> **Work request**
When you retype the listing, keep every word exactly as it appears.

·····
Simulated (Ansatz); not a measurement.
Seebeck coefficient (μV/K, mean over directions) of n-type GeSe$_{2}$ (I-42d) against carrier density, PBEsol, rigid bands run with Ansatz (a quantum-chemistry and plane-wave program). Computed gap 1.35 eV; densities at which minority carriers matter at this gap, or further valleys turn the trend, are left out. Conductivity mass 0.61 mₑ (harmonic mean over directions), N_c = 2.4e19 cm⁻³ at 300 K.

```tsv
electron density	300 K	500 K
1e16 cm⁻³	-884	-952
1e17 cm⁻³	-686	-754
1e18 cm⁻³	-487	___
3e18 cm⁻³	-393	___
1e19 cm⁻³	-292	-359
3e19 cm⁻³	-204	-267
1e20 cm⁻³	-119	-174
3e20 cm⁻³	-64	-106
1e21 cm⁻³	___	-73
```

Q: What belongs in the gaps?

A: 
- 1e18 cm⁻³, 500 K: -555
·····

> **Result**
Simulated (Ansatz); not a measurement.
Seebeck coefficient (μV/K, mean over directions) of n-type GeSe$_{2}$ (I-42d) against carrier density, PBEsol, rigid bands run with Ansatz (a quantum-chemistry and plane-wave program). Computed gap 1.35 eV; densities at which minority carriers matter at this gap, or further valleys turn the trend, are left out. Conductivity mass 0.61 mₑ (harmonic mean over directions), N_c = 2.4e19 cm⁻³ at 300 K.

```tsv
electron density	300 K	500 K
1e16 cm⁻³	-884	-952
1e17 cm⁻³	-686	-754
1e18 cm⁻³	-487	___
3e18 cm⁻³	-393	___
1e19 cm⁻³	-292	-359
3e19 cm⁻³	-204	-267
1e20 cm⁻³	-119	-174
3e20 cm⁻³	-64	-106
1e21 cm⁻³	___	-73
```

Q: What belongs in the gaps?

A: 
- 1e18 cm⁻³, 500 K: -555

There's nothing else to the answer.